====

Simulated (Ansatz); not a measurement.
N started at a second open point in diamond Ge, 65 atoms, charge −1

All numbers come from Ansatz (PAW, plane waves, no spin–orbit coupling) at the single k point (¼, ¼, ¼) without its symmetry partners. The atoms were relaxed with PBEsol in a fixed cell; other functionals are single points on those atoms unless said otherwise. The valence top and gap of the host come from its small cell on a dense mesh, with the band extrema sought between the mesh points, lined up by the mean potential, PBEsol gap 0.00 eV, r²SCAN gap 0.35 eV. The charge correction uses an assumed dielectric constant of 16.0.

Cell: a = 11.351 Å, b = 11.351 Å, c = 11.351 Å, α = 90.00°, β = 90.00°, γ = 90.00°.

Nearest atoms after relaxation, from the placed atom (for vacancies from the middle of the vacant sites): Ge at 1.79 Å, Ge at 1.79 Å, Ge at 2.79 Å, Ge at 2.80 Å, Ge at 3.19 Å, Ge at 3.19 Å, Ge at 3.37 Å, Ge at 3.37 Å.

====

Which lines run from the one holding "N started at" through the one holding "All numbers come" in the records above? Repeat them exactly, both included, and nothing more.

N started at a second open point in diamond Ge, 65 atoms, charge −1

All numbers come from Ansatz (PAW, plane waves, no spin–orbit coupling) at the single k point (¼, ¼, ¼) without its symmetry partners. The atoms were relaxed with PBEsol in a fixed cell; other functionals are single points on those atoms unless said otherwise. The valence top and gap of the host come from its small cell on a dense mesh, with the band extrema sought between the mesh points, lined up by the mean potential, PBEsol gap 0.00 eV, r²SCAN gap 0.35 eV. The charge correction uses an assumed dielectric constant of 16.0.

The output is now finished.